**ACTIVITY:**
Everything in the listing below must be set down again exactly.

**DATASET:**
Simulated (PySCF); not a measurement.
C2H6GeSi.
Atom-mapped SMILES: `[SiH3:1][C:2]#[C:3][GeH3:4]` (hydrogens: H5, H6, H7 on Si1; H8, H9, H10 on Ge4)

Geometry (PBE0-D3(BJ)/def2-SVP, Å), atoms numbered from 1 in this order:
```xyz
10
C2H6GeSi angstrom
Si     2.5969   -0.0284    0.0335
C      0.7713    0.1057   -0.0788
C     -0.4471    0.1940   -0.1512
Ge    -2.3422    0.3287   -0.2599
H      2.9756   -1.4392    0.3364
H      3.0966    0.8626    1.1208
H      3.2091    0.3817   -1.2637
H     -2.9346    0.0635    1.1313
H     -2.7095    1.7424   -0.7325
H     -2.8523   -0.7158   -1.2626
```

**WRITTEN RESPONSE:**
Simulated (PySCF); not a measurement.
C2H6GeSi.
Atom-mapped SMILES: `[SiH3:1][C:2]#[C:3][GeH3:4]` (hydrogens: H5, H6, H7 on Si1; H8, H9, H10 on Ge4)

Geometry (PBE0-D3(BJ)/def2-SVP, Å), atoms numbered from 1 in this order:
```xyz
10
C2H6GeSi angstrom
Si     2.5969   -0.0284    0.0335
C      0.7713    0.1057   -0.0788
C     -0.4471    0.1940   -0.1512
Ge    -2.3422    0.3287   -0.2599
H      2.9756   -1.4392    0.3364
H      3.0966    0.8626    1.1208
H      3.2091    0.3817   -1.2637
H     -2.9346    0.0635    1.1313
H     -2.7095    1.7424   -0.7325
H     -2.8523   -0.7158   -1.2626
```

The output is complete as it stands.